ASSIGNMENT — Working from the entries below, give again each line from the first through the one containing "52.53 | -0.1734 |", exactly and with nothing else.

•••••
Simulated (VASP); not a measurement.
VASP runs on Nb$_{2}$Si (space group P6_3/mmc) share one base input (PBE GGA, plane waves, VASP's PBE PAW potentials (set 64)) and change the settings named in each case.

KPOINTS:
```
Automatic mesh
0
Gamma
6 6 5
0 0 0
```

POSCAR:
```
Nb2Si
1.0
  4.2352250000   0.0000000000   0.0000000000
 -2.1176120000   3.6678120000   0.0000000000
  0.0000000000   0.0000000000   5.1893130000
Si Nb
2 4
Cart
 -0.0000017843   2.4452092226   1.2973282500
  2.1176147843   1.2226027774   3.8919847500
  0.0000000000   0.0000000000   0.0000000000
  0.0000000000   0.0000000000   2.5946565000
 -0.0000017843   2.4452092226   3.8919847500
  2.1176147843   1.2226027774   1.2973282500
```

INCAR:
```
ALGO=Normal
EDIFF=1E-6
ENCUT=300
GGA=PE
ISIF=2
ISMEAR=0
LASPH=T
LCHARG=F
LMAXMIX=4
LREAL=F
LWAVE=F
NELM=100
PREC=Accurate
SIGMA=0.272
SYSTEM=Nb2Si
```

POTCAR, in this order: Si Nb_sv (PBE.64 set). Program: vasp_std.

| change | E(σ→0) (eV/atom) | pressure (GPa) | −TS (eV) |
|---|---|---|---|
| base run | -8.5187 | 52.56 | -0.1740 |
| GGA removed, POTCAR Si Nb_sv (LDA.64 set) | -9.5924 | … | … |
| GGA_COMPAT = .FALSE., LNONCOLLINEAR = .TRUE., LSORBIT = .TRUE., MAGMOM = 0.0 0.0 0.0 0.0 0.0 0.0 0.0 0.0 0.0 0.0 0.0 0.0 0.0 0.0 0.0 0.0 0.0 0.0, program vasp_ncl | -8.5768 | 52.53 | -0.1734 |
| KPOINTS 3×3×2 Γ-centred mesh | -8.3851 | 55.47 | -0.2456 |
•••••

WRITTEN ANSWER —
Simulated (VASP); not a measurement.
VASP runs on Nb$_{2}$Si (space group P6_3/mmc) share one base input (PBE GGA, plane waves, VASP's PBE PAW potentials (set 64)) and change the settings named in each case.

KPOINTS:
```
Automatic mesh
0
Gamma
6 6 5
0 0 0
```

POSCAR:
```
Nb2Si
1.0
  4.2352250000   0.0000000000   0.0000000000
 -2.1176120000   3.6678120000   0.0000000000
  0.0000000000   0.0000000000   5.1893130000
Si Nb
2 4
Cart
 -0.0000017843   2.4452092226   1.2973282500
  2.1176147843   1.2226027774   3.8919847500
  0.0000000000   0.0000000000   0.0000000000
  0.0000000000   0.0000000000   2.5946565000
 -0.0000017843   2.4452092226   3.8919847500
  2.1176147843   1.2226027774   1.2973282500
```

INCAR:
```
ALGO=Normal
EDIFF=1E-6
ENCUT=300
GGA=PE
ISIF=2
ISMEAR=0
LASPH=T
LCHARG=F
LMAXMIX=4
LREAL=F
LWAVE=F
NELM=100
PREC=Accurate
SIGMA=0.272
SYSTEM=Nb2Si
```

POTCAR, in this order: Si Nb_sv (PBE.64 set). Program: vasp_std.

| change | E(σ→0) (eV/atom) | pressure (GPa) | −TS (eV) |
|---|---|---|---|
| base run | -8.5187 | 52.56 | -0.1740 |
| GGA removed, POTCAR Si Nb_sv (LDA.64 set) | -9.5924 | … | … |
| GGA_COMPAT = .FALSE., LNONCOLLINEAR = .TRUE., LSORBIT = .TRUE., MAGMOM = 0.0 0.0 0.0 0.0 0.0 0.0 0.0 0.0 0.0 0.0 0.0 0.0 0.0 0.0 0.0 0.0 0.0 0.0, program vasp_ncl | -8.5768 | 52.53 | -0.1734 |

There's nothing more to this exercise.